* **REQUIRED ACTION**:
Given the listing below, write out exactly the lines starting with the line that has "- seed: 787594" and going on through the line that has "1.47 | 1.74 |", both kept.

┄┄┄┄┄┄┄┄┄┄

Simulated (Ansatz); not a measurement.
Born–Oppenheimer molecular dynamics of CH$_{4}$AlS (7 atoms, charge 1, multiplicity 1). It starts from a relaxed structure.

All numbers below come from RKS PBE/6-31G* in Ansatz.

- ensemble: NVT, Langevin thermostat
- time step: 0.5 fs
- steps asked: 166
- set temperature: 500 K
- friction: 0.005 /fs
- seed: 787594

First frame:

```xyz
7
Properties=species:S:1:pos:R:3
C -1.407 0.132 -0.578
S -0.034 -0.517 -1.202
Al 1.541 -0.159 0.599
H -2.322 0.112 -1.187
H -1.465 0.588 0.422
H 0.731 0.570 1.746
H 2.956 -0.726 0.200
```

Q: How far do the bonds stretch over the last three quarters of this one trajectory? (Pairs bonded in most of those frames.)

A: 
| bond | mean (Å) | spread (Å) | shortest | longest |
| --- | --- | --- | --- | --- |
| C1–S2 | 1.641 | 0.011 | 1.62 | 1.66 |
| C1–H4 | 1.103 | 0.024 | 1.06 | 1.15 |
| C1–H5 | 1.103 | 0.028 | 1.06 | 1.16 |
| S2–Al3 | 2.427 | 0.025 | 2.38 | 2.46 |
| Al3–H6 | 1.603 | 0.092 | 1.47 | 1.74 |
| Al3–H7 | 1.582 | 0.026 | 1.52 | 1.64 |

┄┄┄┄┄┄┄┄┄┄

* **WRITTEN ANSWER**:
- seed: 787594

First frame:

```xyz
7
Properties=species:S:1:pos:R:3
C -1.407 0.132 -0.578
S -0.034 -0.517 -1.202
Al 1.541 -0.159 0.599
H -2.322 0.112 -1.187
H -1.465 0.588 0.422
H 0.731 0.570 1.746
H 2.956 -0.726 0.200
```

Q: How far do the bonds stretch over the last three quarters of this one trajectory? (Pairs bonded in most of those frames.)

A: 
| bond | mean (Å) | spread (Å) | shortest | longest |
| --- | --- | --- | --- | --- |
| C1–S2 | 1.641 | 0.011 | 1.62 | 1.66 |
| C1–H4 | 1.103 | 0.024 | 1.06 | 1.15 |
| C1–H5 | 1.103 | 0.028 | 1.06 | 1.16 |
| S2–Al3 | 2.427 | 0.025 | 2.38 | 2.46 |
| Al3–H6 | 1.603 | 0.092 | 1.47 | 1.74 |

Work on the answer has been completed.